# [DATA TO EXAMINE]
● ● ●

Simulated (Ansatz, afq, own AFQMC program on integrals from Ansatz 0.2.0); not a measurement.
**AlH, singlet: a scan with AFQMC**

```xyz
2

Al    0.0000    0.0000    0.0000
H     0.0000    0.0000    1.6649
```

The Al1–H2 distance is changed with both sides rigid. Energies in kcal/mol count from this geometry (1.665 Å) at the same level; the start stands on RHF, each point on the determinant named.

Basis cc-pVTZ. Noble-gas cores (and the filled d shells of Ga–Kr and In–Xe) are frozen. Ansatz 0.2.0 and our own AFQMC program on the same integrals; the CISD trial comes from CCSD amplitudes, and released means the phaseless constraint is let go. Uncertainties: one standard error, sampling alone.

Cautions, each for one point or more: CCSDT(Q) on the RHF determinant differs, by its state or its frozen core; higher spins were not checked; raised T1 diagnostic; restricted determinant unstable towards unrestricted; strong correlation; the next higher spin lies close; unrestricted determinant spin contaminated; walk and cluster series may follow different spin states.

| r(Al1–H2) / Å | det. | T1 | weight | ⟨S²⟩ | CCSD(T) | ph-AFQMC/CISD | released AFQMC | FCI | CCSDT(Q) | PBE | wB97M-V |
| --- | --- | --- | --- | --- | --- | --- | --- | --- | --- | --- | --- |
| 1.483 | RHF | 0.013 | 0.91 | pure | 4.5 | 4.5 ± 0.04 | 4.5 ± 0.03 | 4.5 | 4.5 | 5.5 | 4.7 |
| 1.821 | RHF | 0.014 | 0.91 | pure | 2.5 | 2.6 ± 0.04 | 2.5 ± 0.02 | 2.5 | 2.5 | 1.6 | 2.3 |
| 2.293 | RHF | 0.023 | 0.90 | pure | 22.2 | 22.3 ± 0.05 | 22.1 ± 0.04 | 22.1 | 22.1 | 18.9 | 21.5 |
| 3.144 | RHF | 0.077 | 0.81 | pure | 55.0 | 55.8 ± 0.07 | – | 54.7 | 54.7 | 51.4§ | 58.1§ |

● ● ●

# [ASSIGNED TASK]
Please reproduce, exactly as written, the lines of the records from the first line through the one containing "2.5 | 1.6 | 2.3 |".

# [ANSWER AREA]
Simulated (Ansatz, afq, own AFQMC program on integrals from Ansatz 0.2.0); not a measurement.
**AlH, singlet: a scan with AFQMC**

```xyz
2

Al    0.0000    0.0000    0.0000
H     0.0000    0.0000    1.6649
```

The Al1–H2 distance is changed with both sides rigid. Energies in kcal/mol count from this geometry (1.665 Å) at the same level; the start stands on RHF, each point on the determinant named.

Basis cc-pVTZ. Noble-gas cores (and the filled d shells of Ga–Kr and In–Xe) are frozen. Ansatz 0.2.0 and our own AFQMC program on the same integrals; the CISD trial comes from CCSD amplitudes, and released means the phaseless constraint is let go. Uncertainties: one standard error, sampling alone.

Cautions, each for one point or more: CCSDT(Q) on the RHF determinant differs, by its state or its frozen core; higher spins were not checked; raised T1 diagnostic; restricted determinant unstable towards unrestricted; strong correlation; the next higher spin lies close; unrestricted determinant spin contaminated; walk and cluster series may follow different spin states.

| r(Al1–H2) / Å | det. | T1 | weight | ⟨S²⟩ | CCSD(T) | ph-AFQMC/CISD | released AFQMC | FCI | CCSDT(Q) | PBE | wB97M-V |
| --- | --- | --- | --- | --- | --- | --- | --- | --- | --- | --- | --- |
| 1.483 | RHF | 0.013 | 0.91 | pure | 4.5 | 4.5 ± 0.04 | 4.5 ± 0.03 | 4.5 | 4.5 | 5.5 | 4.7 |
| 1.821 | RHF | 0.014 | 0.91 | pure | 2.5 | 2.6 ± 0.04 | 2.5 ± 0.02 | 2.5 | 2.5 | 1.6 | 2.3 |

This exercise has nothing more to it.